* EXERCISE
From the first line of the material below to the line containing "Caveats: a shifted", repeat every line exactly and add nothing.

* DATA SECTION
────────────────────────────────────────

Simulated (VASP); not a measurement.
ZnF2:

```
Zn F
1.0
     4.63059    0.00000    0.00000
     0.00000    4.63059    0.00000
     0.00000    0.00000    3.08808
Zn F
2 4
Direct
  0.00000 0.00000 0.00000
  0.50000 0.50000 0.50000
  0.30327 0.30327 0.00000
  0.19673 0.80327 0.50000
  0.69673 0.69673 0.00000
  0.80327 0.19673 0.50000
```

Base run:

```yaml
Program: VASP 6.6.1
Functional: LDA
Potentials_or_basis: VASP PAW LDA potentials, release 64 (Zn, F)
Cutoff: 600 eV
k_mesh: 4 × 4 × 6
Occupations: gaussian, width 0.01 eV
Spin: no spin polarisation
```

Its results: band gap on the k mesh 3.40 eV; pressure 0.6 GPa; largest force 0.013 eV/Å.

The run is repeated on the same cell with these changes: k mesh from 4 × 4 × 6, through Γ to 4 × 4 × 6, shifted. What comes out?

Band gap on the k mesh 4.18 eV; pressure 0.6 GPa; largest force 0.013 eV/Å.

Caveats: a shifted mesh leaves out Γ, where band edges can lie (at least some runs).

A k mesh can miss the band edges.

────────────────────────────────────────

* WORKED SOLUTION
Simulated (VASP); not a measurement.
ZnF2:

```
Zn F
1.0
     4.63059    0.00000    0.00000
     0.00000    4.63059    0.00000
     0.00000    0.00000    3.08808
Zn F
2 4
Direct
  0.00000 0.00000 0.00000
  0.50000 0.50000 0.50000
  0.30327 0.30327 0.00000
  0.19673 0.80327 0.50000
  0.69673 0.69673 0.00000
  0.80327 0.19673 0.50000
```

Base run:

```yaml
Program: VASP 6.6.1
Functional: LDA
Potentials_or_basis: VASP PAW LDA potentials, release 64 (Zn, F)
Cutoff: 600 eV
k_mesh: 4 × 4 × 6
Occupations: gaussian, width 0.01 eV
Spin: no spin polarisation
```

Its results: band gap on the k mesh 3.40 eV; pressure 0.6 GPa; largest force 0.013 eV/Å.

The run is repeated on the same cell with these changes: k mesh from 4 × 4 × 6, through Γ to 4 × 4 × 6, shifted. What comes out?

Band gap on the k mesh 4.18 eV; pressure 0.6 GPa; largest force 0.013 eV/Å.

Caveats: a shifted mesh leaves out Γ, where band edges can lie (at least some runs).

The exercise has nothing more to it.